══════
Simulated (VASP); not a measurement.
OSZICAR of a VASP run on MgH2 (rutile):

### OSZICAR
══════

§ Work item
Give again, word for word, the lines of the listing, starting at its first line and ending with the line containing "OSZICAR of a".

§ Answer space
Simulated (VASP); not a measurement.
OSZICAR of a VASP run on MgH2 (rutile):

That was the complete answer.